> _EXTRACTED ENTRIES_:
----------

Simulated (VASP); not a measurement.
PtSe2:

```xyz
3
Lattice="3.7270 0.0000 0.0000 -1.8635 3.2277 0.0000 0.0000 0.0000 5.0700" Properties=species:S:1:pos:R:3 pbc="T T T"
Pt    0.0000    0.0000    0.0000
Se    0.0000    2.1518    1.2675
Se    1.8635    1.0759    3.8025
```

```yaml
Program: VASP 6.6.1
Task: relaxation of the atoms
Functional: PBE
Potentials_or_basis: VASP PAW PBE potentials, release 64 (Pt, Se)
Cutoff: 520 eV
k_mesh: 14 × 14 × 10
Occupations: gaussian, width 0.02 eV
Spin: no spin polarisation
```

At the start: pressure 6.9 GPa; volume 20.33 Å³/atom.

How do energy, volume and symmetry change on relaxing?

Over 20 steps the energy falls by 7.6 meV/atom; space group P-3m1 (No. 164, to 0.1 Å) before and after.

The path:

----------

> _WORK INSTRUCTION_: Make sure every record is repeated exactly.

> _TASK ANSWER_:
Simulated (VASP); not a measurement.
PtSe2:

```xyz
3
Lattice="3.7270 0.0000 0.0000 -1.8635 3.2277 0.0000 0.0000 0.0000 5.0700" Properties=species:S:1:pos:R:3 pbc="T T T"
Pt    0.0000    0.0000    0.0000
Se    0.0000    2.1518    1.2675
Se    1.8635    1.0759    3.8025
```

```yaml
Program: VASP 6.6.1
Task: relaxation of the atoms
Functional: PBE
Potentials_or_basis: VASP PAW PBE potentials, release 64 (Pt, Se)
Cutoff: 520 eV
k_mesh: 14 × 14 × 10
Occupations: gaussian, width 0.02 eV
Spin: no spin polarisation
```

At the start: pressure 6.9 GPa; volume 20.33 Å³/atom.

How do energy, volume and symmetry change on relaxing?

Over 20 steps the energy falls by 7.6 meV/atom; space group P-3m1 (No. 164, to 0.1 Å) before and after.

The path:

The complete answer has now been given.